-------- Supplied material --------

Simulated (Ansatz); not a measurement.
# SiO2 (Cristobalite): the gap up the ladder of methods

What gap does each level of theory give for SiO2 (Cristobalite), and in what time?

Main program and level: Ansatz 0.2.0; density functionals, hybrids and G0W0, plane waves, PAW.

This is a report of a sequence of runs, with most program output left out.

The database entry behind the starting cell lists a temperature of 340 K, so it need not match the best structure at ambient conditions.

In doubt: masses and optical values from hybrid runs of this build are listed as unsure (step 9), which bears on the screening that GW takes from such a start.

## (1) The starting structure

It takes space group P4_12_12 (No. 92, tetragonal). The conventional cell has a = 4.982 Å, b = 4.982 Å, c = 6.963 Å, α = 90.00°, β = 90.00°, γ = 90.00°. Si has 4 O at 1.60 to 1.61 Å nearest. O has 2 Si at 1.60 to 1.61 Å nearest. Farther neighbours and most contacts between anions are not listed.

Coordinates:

--------

### Task item
Your answer should be the exact lines above from the one with "Main program and" through the one with "## (1) The starting structure", both included, and nothing besides.

### Exercise answer
Main program and level: Ansatz 0.2.0; density functionals, hybrids and G0W0, plane waves, PAW.

This is a report of a sequence of runs, with most program output left out.

The database entry behind the starting cell lists a temperature of 340 K, so it need not match the best structure at ambient conditions.

In doubt: masses and optical values from hybrid runs of this build are listed as unsure (step 9), which bears on the screening that GW takes from such a start.

## (1) The starting structure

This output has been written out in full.